**Activity**
Word for word, print every entry below.

____________________
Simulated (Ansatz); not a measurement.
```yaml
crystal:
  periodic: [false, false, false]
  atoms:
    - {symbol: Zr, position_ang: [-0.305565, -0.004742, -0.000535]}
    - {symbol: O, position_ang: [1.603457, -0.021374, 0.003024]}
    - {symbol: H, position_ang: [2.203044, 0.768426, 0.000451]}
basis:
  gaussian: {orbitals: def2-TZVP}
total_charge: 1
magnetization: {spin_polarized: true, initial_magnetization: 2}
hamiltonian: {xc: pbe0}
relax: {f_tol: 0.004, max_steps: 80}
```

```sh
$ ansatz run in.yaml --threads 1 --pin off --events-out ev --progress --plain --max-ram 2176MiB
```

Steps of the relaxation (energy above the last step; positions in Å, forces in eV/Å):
____________________

**Exercise response**
Simulated (Ansatz); not a measurement.
```yaml
crystal:
  periodic: [false, false, false]
  atoms:
    - {symbol: Zr, position_ang: [-0.305565, -0.004742, -0.000535]}
    - {symbol: O, position_ang: [1.603457, -0.021374, 0.003024]}
    - {symbol: H, position_ang: [2.203044, 0.768426, 0.000451]}
basis:
  gaussian: {orbitals: def2-TZVP}
total_charge: 1
magnetization: {spin_polarized: true, initial_magnetization: 2}
hamiltonian: {xc: pbe0}
relax: {f_tol: 0.004, max_steps: 80}
```

```sh
$ ansatz run in.yaml --threads 1 --pin off --events-out ev --progress --plain --max-ram 2176MiB
```

Steps of the relaxation (energy above the last step; positions in Å, forces in eV/Å):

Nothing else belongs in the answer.